* DATA RECORDS *
+ + + + +

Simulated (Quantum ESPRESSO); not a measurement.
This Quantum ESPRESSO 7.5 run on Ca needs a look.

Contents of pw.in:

+ + + + +

* BRIEF *
Output every line of the data again, exactly.

* YOUR SOLUTION *
Simulated (Quantum ESPRESSO); not a measurement.
This Quantum ESPRESSO 7.5 run on Ca needs a look.

Contents of pw.in:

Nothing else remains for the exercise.